■ **Brief**:
Write out each line below exactly as it appears.

■ **Information supplied**:
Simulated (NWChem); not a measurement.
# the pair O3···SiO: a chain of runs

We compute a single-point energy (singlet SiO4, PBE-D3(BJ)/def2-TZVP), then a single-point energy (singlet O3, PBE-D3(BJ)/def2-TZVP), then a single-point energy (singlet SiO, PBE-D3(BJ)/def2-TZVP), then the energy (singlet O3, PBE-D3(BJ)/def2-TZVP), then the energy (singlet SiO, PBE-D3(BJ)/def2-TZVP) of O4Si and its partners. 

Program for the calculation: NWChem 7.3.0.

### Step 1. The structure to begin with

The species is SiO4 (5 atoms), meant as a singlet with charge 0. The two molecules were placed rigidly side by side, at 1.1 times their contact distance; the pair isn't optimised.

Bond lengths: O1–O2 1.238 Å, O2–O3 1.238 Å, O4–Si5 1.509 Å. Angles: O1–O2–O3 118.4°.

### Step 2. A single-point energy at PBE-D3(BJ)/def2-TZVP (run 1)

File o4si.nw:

■ **Task response**:
Simulated (NWChem); not a measurement.
# the pair O3···SiO: a chain of runs

We compute a single-point energy (singlet SiO4, PBE-D3(BJ)/def2-TZVP), then a single-point energy (singlet O3, PBE-D3(BJ)/def2-TZVP), then a single-point energy (singlet SiO, PBE-D3(BJ)/def2-TZVP), then the energy (singlet O3, PBE-D3(BJ)/def2-TZVP), then the energy (singlet SiO, PBE-D3(BJ)/def2-TZVP) of O4Si and its partners. 

Program for the calculation: NWChem 7.3.0.

### Step 1. The structure to begin with

The species is SiO4 (5 atoms), meant as a singlet with charge 0. The two molecules were placed rigidly side by side, at 1.1 times their contact distance; the pair isn't optimised.

Bond lengths: O1–O2 1.238 Å, O2–O3 1.238 Å, O4–Si5 1.509 Å. Angles: O1–O2–O3 118.4°.

### Step 2. A single-point energy at PBE-D3(BJ)/def2-TZVP (run 1)

File o4si.nw:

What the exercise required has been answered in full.